* [DATA EXTRACTS]
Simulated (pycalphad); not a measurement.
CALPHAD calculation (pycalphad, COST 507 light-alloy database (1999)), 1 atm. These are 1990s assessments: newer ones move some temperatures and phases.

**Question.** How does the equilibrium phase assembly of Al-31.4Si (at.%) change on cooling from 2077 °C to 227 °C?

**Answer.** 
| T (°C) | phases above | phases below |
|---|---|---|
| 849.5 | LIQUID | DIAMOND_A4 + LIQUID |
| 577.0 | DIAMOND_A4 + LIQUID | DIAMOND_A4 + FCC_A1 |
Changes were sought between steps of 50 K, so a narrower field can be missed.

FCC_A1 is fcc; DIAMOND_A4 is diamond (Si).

* [ACTIVITY] Please write out exactly the lines from the start of the data through the line that contains "DIAMOND_A4 + FCC_A1 |", both ends included, and nothing else.

* [WRITTEN RESPONSE]
Simulated (pycalphad); not a measurement.
CALPHAD calculation (pycalphad, COST 507 light-alloy database (1999)), 1 atm. These are 1990s assessments: newer ones move some temperatures and phases.

**Question.** How does the equilibrium phase assembly of Al-31.4Si (at.%) change on cooling from 2077 °C to 227 °C?

**Answer.** 
| T (°C) | phases above | phases below |
|---|---|---|
| 849.5 | LIQUID | DIAMOND_A4 + LIQUID |
| 577.0 | DIAMOND_A4 + LIQUID | DIAMOND_A4 + FCC_A1 |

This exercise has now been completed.